# Work order
Repeat the entries that follow from start to finish, keeping every character.

=== Material provided ===

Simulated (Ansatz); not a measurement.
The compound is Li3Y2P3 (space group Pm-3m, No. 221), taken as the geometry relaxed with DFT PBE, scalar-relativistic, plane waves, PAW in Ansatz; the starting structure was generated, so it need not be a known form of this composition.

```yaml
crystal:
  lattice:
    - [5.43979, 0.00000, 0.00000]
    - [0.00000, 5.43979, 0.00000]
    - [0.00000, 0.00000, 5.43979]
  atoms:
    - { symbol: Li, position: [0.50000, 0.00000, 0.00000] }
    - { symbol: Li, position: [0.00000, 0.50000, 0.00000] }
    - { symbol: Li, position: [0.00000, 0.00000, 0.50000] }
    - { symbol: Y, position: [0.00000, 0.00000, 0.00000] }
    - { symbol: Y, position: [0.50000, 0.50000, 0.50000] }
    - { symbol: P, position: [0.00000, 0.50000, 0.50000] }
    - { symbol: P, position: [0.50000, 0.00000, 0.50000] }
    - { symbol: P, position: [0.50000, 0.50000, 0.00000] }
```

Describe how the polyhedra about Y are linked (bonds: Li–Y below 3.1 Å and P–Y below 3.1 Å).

===

# Problem solution
Simulated (Ansatz); not a measurement.
The compound is Li3Y2P3 (space group Pm-3m, No. 221), taken as the geometry relaxed with DFT PBE, scalar-relativistic, plane waves, PAW in Ansatz; the starting structure was generated, so it need not be a known form of this composition.

```yaml
crystal:
  lattice:
    - [5.43979, 0.00000, 0.00000]
    - [0.00000, 5.43979, 0.00000]
    - [0.00000, 0.00000, 5.43979]
  atoms:
    - { symbol: Li, position: [0.50000, 0.00000, 0.00000] }
    - { symbol: Li, position: [0.00000, 0.50000, 0.00000] }
    - { symbol: Li, position: [0.00000, 0.00000, 0.50000] }
    - { symbol: Y, position: [0.00000, 0.00000, 0.00000] }
    - { symbol: Y, position: [0.50000, 0.50000, 0.50000] }
    - { symbol: P, position: [0.00000, 0.50000, 0.50000] }
    - { symbol: P, position: [0.50000, 0.00000, 0.50000] }
    - { symbol: P, position: [0.50000, 0.50000, 0.00000] }
```

Describe how the polyhedra about Y are linked (bonds: Li–Y below 3.1 Å and P–Y below 3.1 Å).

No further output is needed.